## [Task item]
Give back exactly the lines of the material below, starting with the line with "Alike in both" and going on through the line with "cell | 16 | 16 |".

Information supplied below:
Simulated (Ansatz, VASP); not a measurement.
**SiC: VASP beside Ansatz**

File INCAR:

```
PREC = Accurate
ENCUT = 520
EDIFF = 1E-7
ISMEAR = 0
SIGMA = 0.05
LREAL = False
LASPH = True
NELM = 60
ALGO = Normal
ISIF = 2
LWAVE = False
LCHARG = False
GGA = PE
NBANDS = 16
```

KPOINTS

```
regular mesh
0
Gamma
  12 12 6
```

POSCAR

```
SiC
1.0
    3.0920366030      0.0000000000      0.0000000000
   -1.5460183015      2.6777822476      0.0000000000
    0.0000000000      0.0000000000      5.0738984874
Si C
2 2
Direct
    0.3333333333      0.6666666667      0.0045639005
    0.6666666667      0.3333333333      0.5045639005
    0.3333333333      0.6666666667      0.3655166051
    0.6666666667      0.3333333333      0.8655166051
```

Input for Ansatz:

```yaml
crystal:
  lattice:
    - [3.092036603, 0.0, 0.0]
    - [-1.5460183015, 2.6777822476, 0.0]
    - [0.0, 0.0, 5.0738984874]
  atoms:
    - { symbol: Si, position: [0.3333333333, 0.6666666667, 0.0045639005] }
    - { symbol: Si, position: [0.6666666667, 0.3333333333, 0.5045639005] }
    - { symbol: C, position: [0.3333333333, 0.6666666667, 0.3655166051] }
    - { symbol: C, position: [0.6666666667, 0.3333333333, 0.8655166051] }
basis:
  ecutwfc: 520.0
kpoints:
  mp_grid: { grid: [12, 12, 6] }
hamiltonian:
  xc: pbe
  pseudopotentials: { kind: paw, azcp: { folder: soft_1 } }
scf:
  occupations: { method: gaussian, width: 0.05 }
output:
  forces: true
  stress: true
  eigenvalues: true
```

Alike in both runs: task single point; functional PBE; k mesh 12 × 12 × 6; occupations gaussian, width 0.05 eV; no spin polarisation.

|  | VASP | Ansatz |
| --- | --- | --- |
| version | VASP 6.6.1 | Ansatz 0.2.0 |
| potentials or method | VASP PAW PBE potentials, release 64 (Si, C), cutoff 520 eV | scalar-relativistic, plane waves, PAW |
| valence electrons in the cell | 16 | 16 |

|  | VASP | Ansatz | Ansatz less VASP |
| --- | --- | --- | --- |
End of Information supplied.

## [Expected answer]
Alike in both runs: task single point; functional PBE; k mesh 12 × 12 × 6; occupations gaussian, width 0.05 eV; no spin polarisation.

|  | VASP | Ansatz |
| --- | --- | --- |
| version | VASP 6.6.1 | Ansatz 0.2.0 |
| potentials or method | VASP PAW PBE potentials, release 64 (Si, C), cutoff 520 eV | scalar-relativistic, plane waves, PAW |
| valence electrons in the cell | 16 | 16 |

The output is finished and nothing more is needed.